Work task:
Counting the line with "to +2.78 %." as the last one, copy out the lines of the data exactly from the first onward.

Record extracts:
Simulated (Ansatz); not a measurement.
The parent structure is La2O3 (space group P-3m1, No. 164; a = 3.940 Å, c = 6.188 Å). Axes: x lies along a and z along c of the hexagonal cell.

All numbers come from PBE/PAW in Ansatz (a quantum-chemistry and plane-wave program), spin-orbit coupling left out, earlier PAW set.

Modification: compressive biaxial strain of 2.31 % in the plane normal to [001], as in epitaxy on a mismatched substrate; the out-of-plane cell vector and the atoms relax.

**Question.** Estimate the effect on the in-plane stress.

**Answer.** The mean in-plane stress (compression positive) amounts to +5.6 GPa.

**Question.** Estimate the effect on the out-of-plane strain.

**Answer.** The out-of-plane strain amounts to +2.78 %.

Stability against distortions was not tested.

Result:
Simulated (Ansatz); not a measurement.
The parent structure is La2O3 (space group P-3m1, No. 164; a = 3.940 Å, c = 6.188 Å). Axes: x lies along a and z along c of the hexagonal cell.

All numbers come from PBE/PAW in Ansatz (a quantum-chemistry and plane-wave program), spin-orbit coupling left out, earlier PAW set.

Modification: compressive biaxial strain of 2.31 % in the plane normal to [001], as in epitaxy on a mismatched substrate; the out-of-plane cell vector and the atoms relax.

**Question.** Estimate the effect on the in-plane stress.

**Answer.** The mean in-plane stress (compression positive) amounts to +5.6 GPa.

**Question.** Estimate the effect on the out-of-plane strain.

**Answer.** The out-of-plane strain amounts to +2.78 %.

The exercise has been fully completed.